DATASET CONTENT:
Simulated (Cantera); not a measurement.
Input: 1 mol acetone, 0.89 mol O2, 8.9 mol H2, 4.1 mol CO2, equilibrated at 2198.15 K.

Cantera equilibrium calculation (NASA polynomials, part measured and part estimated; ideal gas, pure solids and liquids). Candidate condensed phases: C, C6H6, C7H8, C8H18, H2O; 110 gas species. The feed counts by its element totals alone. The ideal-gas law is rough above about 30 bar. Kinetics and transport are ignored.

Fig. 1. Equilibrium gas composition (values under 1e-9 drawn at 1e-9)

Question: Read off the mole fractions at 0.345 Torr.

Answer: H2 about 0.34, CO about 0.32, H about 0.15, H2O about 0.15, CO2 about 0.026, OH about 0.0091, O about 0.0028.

WORK ITEM: Set the material down exactly as written, starting at its first line. The line containing "Input: 1 mol" is the last one to include.

WRITTEN REPLY:
Simulated (Cantera); not a measurement.
Input: 1 mol acetone, 0.89 mol O2, 8.9 mol H2, 4.1 mol CO2, equilibrated at 2198.15 K.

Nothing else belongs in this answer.